# ENTRIES SUPPLIED
____________________
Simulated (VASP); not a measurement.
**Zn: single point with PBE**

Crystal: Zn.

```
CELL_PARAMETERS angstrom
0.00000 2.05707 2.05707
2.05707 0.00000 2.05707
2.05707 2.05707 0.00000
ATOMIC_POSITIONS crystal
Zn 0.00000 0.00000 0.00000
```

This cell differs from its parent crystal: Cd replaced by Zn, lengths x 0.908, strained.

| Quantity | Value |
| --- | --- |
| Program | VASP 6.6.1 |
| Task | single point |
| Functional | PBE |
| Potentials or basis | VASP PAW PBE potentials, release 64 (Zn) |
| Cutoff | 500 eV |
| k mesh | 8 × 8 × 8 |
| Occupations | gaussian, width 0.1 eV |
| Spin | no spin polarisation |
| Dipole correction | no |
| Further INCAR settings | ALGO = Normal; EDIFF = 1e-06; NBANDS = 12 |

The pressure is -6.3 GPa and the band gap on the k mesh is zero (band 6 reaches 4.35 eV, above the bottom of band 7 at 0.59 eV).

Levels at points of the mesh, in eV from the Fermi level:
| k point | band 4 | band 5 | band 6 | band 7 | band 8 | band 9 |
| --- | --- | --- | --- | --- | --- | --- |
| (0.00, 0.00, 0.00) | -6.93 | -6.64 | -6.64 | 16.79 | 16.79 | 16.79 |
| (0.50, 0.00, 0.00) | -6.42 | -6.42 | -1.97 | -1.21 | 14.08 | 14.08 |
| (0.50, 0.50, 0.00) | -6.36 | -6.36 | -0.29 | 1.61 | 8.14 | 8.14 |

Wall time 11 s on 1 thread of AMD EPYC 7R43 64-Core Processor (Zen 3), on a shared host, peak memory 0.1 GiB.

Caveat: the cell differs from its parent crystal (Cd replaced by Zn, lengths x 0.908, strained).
____________________

# TASK ITEM
Your output should be the listing's lines, exact and complete, from its first line to the line that contains "single point |", inclusive.

# REPLY
Simulated (VASP); not a measurement.
**Zn: single point with PBE**

Crystal: Zn.

```
CELL_PARAMETERS angstrom
0.00000 2.05707 2.05707
2.05707 0.00000 2.05707
2.05707 2.05707 0.00000
ATOMIC_POSITIONS crystal
Zn 0.00000 0.00000 0.00000
```

This cell differs from its parent crystal: Cd replaced by Zn, lengths x 0.908, strained.

| Quantity | Value |
| --- | --- |
| Program | VASP 6.6.1 |
| Task | single point |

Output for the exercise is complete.